Requirement:
Nothing in the records should change; write them all out again.

[[ Data shown open ]]

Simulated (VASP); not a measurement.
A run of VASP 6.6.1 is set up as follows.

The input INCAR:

[[ Data shown closed ]]

Task output:
Simulated (VASP); not a measurement.
A run of VASP 6.6.1 is set up as follows.

The input INCAR:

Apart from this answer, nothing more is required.